### Work task
Each entry below is to be transcribed exactly.

### Data listing
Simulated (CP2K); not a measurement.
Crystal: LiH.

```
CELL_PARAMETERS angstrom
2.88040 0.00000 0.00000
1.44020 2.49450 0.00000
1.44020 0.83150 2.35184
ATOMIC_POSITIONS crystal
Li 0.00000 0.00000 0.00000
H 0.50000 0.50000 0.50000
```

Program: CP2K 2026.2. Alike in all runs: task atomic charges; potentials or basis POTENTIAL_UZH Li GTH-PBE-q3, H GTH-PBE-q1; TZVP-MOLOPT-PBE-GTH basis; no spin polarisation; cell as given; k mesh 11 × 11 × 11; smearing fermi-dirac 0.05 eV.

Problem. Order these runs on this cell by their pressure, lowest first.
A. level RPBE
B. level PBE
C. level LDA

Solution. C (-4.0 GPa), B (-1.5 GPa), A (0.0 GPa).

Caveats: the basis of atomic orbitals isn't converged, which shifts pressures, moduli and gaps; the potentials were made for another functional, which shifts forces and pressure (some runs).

### Task solution
Simulated (CP2K); not a measurement.
Crystal: LiH.

```
CELL_PARAMETERS angstrom
2.88040 0.00000 0.00000
1.44020 2.49450 0.00000
1.44020 0.83150 2.35184
ATOMIC_POSITIONS crystal
Li 0.00000 0.00000 0.00000
H 0.50000 0.50000 0.50000
```

Program: CP2K 2026.2. Alike in all runs: task atomic charges; potentials or basis POTENTIAL_UZH Li GTH-PBE-q3, H GTH-PBE-q1; TZVP-MOLOPT-PBE-GTH basis; no spin polarisation; cell as given; k mesh 11 × 11 × 11; smearing fermi-dirac 0.05 eV.

Problem. Order these runs on this cell by their pressure, lowest first.
A. level RPBE
B. level PBE
C. level LDA

Solution. C (-4.0 GPa), B (-1.5 GPa), A (0.0 GPa).

Caveats: the basis of atomic orbitals isn't converged, which shifts pressures, moduli and gaps; the potentials were made for another functional, which shifts forces and pressure (some runs).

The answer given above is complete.